From the first line to the last, copy the data below word for word.

· · · ·

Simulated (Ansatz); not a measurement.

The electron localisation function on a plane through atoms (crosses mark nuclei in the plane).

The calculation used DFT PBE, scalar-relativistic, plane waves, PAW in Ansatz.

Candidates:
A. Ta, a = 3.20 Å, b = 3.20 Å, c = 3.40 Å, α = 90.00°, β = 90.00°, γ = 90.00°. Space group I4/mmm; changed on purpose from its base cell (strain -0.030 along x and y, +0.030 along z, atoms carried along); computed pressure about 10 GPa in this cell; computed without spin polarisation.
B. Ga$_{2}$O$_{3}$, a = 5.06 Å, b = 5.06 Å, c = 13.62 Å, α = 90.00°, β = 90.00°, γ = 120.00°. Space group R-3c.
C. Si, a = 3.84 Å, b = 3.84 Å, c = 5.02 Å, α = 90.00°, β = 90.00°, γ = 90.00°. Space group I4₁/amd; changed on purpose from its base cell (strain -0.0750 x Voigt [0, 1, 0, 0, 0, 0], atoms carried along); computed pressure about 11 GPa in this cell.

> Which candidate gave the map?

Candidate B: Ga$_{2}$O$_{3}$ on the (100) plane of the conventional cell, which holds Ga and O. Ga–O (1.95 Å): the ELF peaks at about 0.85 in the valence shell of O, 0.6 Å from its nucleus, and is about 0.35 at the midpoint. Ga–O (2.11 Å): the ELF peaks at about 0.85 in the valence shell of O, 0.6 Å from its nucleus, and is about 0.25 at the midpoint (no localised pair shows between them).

· · · ·

EXPECTED ANSWER:
Simulated (Ansatz); not a measurement.

The electron localisation function on a plane through atoms (crosses mark nuclei in the plane).

The calculation used DFT PBE, scalar-relativistic, plane waves, PAW in Ansatz.

Candidates:
A. Ta, a = 3.20 Å, b = 3.20 Å, c = 3.40 Å, α = 90.00°, β = 90.00°, γ = 90.00°. Space group I4/mmm; changed on purpose from its base cell (strain -0.030 along x and y, +0.030 along z, atoms carried along); computed pressure about 10 GPa in this cell; computed without spin polarisation.
B. Ga$_{2}$O$_{3}$, a = 5.06 Å, b = 5.06 Å, c = 13.62 Å, α = 90.00°, β = 90.00°, γ = 120.00°. Space group R-3c.
C. Si, a = 3.84 Å, b = 3.84 Å, c = 5.02 Å, α = 90.00°, β = 90.00°, γ = 90.00°. Space group I4₁/amd; changed on purpose from its base cell (strain -0.0750 x Voigt [0, 1, 0, 0, 0, 0], atoms carried along); computed pressure about 11 GPa in this cell.

> Which candidate gave the map?

Candidate B: Ga$_{2}$O$_{3}$ on the (100) plane of the conventional cell, which holds Ga and O. Ga–O (1.95 Å): the ELF peaks at about 0.85 in the valence shell of O, 0.6 Å from its nucleus, and is about 0.35 at the midpoint. Ga–O (2.11 Å): the ELF peaks at about 0.85 in the valence shell of O, 0.6 Å from its nucleus, and is about 0.25 at the midpoint (no localised pair shows between them).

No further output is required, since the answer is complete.